▼▼▼

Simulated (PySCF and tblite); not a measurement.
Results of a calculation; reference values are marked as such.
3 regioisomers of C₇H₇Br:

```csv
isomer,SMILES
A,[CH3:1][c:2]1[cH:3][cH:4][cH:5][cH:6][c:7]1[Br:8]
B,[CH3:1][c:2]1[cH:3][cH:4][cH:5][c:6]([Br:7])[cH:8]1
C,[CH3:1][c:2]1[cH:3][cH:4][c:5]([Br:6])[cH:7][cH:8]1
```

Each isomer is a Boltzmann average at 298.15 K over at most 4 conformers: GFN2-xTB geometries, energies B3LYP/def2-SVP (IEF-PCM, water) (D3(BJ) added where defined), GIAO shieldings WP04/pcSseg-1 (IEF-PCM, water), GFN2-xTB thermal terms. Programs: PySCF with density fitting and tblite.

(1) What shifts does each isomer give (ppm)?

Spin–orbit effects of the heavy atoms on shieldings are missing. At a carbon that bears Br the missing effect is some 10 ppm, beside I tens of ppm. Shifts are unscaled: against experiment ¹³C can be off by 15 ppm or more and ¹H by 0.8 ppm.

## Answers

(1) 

▲▲▲

§ ACTION ITEM
Take the records above and copy them out exactly.

§ ANSWER AREA
Simulated (PySCF and tblite); not a measurement.
Results of a calculation; reference values are marked as such.
3 regioisomers of C₇H₇Br:

```csv
isomer,SMILES
A,[CH3:1][c:2]1[cH:3][cH:4][cH:5][cH:6][c:7]1[Br:8]
B,[CH3:1][c:2]1[cH:3][cH:4][cH:5][c:6]([Br:7])[cH:8]1
C,[CH3:1][c:2]1[cH:3][cH:4][c:5]([Br:6])[cH:7][cH:8]1
```

Each isomer is a Boltzmann average at 298.15 K over at most 4 conformers: GFN2-xTB geometries, energies B3LYP/def2-SVP (IEF-PCM, water) (D3(BJ) added where defined), GIAO shieldings WP04/pcSseg-1 (IEF-PCM, water), GFN2-xTB thermal terms. Programs: PySCF with density fitting and tblite.

(1) What shifts does each isomer give (ppm)?

Spin–orbit effects of the heavy atoms on shieldings are missing. At a carbon that bears Br the missing effect is some 10 ppm, beside I tens of ppm. Shifts are unscaled: against experiment ¹³C can be off by 15 ppm or more and ¹H by 0.8 ppm.

## Answers

(1) 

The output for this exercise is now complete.